→ **Data records**:
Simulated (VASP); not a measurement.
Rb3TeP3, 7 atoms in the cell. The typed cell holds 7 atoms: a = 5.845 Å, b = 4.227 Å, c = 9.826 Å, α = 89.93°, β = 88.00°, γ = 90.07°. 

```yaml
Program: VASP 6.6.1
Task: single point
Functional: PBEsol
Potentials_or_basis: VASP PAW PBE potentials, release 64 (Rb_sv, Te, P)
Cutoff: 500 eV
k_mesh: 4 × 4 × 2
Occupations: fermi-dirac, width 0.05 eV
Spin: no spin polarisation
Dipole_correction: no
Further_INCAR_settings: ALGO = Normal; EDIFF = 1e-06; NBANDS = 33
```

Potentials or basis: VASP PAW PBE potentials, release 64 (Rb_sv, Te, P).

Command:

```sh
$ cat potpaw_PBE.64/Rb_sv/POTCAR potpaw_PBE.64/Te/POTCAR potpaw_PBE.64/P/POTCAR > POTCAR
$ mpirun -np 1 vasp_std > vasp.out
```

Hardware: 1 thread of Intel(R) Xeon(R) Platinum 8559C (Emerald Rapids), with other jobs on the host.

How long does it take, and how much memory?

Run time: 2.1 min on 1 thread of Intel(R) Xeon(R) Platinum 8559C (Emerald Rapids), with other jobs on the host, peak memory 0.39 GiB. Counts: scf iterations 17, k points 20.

→ **Requirement**: Print the records again, exactly as they stand above.

→ **Task answer**:
Simulated (VASP); not a measurement.
Rb3TeP3, 7 atoms in the cell. The typed cell holds 7 atoms: a = 5.845 Å, b = 4.227 Å, c = 9.826 Å, α = 89.93°, β = 88.00°, γ = 90.07°. 

```yaml
Program: VASP 6.6.1
Task: single point
Functional: PBEsol
Potentials_or_basis: VASP PAW PBE potentials, release 64 (Rb_sv, Te, P)
Cutoff: 500 eV
k_mesh: 4 × 4 × 2
Occupations: fermi-dirac, width 0.05 eV
Spin: no spin polarisation
Dipole_correction: no
Further_INCAR_settings: ALGO = Normal; EDIFF = 1e-06; NBANDS = 33
```

Potentials or basis: VASP PAW PBE potentials, release 64 (Rb_sv, Te, P).

Command:

```sh
$ cat potpaw_PBE.64/Rb_sv/POTCAR potpaw_PBE.64/Te/POTCAR potpaw_PBE.64/P/POTCAR > POTCAR
$ mpirun -np 1 vasp_std > vasp.out
```

Hardware: 1 thread of Intel(R) Xeon(R) Platinum 8559C (Emerald Rapids), with other jobs on the host.

How long does it take, and how much memory?

Run time: 2.1 min on 1 thread of Intel(R) Xeon(R) Platinum 8559C (Emerald Rapids), with other jobs on the host, peak memory 0.39 GiB. Counts: scf iterations 17, k points 20.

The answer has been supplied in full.